Listed records:
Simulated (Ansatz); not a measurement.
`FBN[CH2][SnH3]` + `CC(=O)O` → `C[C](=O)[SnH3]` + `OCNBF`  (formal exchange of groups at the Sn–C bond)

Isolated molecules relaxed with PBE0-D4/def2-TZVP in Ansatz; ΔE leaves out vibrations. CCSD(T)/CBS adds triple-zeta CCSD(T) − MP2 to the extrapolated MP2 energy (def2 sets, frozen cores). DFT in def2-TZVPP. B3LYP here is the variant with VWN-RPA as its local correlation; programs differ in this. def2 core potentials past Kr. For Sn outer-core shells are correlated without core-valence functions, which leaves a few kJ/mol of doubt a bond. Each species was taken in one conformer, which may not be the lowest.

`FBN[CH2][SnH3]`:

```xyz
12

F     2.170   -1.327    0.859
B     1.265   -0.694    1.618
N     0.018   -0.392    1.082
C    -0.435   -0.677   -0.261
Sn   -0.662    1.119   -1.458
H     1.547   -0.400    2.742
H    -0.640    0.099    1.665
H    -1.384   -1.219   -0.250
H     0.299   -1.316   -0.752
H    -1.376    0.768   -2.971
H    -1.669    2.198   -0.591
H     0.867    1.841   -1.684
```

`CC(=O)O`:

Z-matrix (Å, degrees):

Task item: Please give back the records exactly as written, beginning at the first line and including the line that holds "Isolated molecules relaxed" as the last.

Answer section:
Simulated (Ansatz); not a measurement.
`FBN[CH2][SnH3]` + `CC(=O)O` → `C[C](=O)[SnH3]` + `OCNBF`  (formal exchange of groups at the Sn–C bond)

Isolated molecules relaxed with PBE0-D4/def2-TZVP in Ansatz; ΔE leaves out vibrations. CCSD(T)/CBS adds triple-zeta CCSD(T) − MP2 to the extrapolated MP2 energy (def2 sets, frozen cores). DFT in def2-TZVPP. B3LYP here is the variant with VWN-RPA as its local correlation; programs differ in this. def2 core potentials past Kr. For Sn outer-core shells are correlated without core-valence functions, which leaves a few kJ/mol of doubt a bond. Each species was taken in one conformer, which may not be the lowest.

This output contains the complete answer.